*Data to examine*:
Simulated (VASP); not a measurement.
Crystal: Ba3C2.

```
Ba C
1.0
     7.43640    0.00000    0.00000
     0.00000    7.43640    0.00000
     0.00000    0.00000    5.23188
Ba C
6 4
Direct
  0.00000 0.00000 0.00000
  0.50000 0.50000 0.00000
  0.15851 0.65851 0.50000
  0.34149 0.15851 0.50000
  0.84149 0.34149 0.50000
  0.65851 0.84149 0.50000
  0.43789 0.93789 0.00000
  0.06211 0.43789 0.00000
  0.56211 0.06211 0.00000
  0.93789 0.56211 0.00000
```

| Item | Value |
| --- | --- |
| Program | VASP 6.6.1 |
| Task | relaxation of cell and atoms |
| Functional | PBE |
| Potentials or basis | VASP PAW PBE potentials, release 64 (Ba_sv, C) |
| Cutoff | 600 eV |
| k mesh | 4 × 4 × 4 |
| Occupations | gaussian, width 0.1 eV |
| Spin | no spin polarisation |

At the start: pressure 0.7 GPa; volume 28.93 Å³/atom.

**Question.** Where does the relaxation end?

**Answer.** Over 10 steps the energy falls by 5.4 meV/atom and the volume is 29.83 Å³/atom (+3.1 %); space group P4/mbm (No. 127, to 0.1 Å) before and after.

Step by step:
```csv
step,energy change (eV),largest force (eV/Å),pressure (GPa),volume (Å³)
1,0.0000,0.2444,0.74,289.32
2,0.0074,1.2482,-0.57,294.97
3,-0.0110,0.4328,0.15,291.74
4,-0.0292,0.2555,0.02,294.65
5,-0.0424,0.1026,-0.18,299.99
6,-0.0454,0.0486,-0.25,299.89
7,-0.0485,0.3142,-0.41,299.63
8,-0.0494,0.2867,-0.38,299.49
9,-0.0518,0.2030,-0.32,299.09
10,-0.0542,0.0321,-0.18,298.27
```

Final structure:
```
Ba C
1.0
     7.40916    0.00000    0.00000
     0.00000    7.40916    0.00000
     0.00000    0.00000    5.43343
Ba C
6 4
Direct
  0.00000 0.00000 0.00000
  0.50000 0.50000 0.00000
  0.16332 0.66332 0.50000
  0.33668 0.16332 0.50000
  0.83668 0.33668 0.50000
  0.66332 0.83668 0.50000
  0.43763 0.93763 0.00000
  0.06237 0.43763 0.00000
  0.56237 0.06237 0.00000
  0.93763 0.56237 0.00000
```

*Action item*: Set down, exactly as they stand above, the lines starting with the line with "Cutoff | 600 eV |" and going on through the line with "the relaxation end?", and no others.

*Your response*:
| Cutoff | 600 eV |
| k mesh | 4 × 4 × 4 |
| Occupations | gaussian, width 0.1 eV |
| Spin | no spin polarisation |

At the start: pressure 0.7 GPa; volume 28.93 Å³/atom.

**Question.** Where does the relaxation end?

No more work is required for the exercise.